◆ ◆ ◆ ◆

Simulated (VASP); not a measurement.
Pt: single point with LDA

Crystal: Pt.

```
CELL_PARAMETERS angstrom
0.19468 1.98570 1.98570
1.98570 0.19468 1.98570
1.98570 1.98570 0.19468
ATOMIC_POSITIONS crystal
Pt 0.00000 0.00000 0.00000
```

◆ ◆ ◆ ◆

#### Assigned task:
A verbatim copy of every entry is required.

#### Written solution:
Simulated (VASP); not a measurement.
Pt: single point with LDA

Crystal: Pt.

```
CELL_PARAMETERS angstrom
0.19468 1.98570 1.98570
1.98570 0.19468 1.98570
1.98570 1.98570 0.19468
ATOMIC_POSITIONS crystal
Pt 0.00000 0.00000 0.00000
```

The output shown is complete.